_Work item_
The answer consists solely of the data below, reproduced exactly.

□ □ □ □
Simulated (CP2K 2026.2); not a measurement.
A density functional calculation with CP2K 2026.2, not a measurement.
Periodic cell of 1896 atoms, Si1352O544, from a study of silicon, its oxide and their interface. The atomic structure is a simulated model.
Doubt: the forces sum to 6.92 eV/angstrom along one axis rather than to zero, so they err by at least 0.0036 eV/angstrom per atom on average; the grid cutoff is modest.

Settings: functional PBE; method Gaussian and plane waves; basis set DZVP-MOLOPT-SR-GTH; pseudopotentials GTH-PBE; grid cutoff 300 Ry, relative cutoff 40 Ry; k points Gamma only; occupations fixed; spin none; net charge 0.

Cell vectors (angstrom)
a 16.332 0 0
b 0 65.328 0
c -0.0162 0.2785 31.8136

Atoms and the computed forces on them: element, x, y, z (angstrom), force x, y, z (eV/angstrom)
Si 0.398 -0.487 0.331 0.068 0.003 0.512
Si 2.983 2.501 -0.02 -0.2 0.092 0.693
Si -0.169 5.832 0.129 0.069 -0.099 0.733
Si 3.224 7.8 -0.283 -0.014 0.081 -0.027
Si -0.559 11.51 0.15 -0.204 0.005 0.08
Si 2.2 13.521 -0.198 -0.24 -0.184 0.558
□ □ □ □

_Exercise output_
Simulated (CP2K 2026.2); not a measurement.
A density functional calculation with CP2K 2026.2, not a measurement.
Periodic cell of 1896 atoms, Si1352O544, from a study of silicon, its oxide and their interface. The atomic structure is a simulated model.
Doubt: the forces sum to 6.92 eV/angstrom along one axis rather than to zero, so they err by at least 0.0036 eV/angstrom per atom on average; the grid cutoff is modest.

Settings: functional PBE; method Gaussian and plane waves; basis set DZVP-MOLOPT-SR-GTH; pseudopotentials GTH-PBE; grid cutoff 300 Ry, relative cutoff 40 Ry; k points Gamma only; occupations fixed; spin none; net charge 0.

Cell vectors (angstrom)
a 16.332 0 0
b 0 65.328 0
c -0.0162 0.2785 31.8136

Atoms and the computed forces on them: element, x, y, z (angstrom), force x, y, z (eV/angstrom)
Si 0.398 -0.487 0.331 0.068 0.003 0.512
Si 2.983 2.501 -0.02 -0.2 0.092 0.693
Si -0.169 5.832 0.129 0.069 -0.099 0.733
Si 3.224 7.8 -0.283 -0.014 0.081 -0.027
Si -0.559 11.51 0.15 -0.204 0.005 0.08
Si 2.2 13.521 -0.198 -0.24 -0.184 0.558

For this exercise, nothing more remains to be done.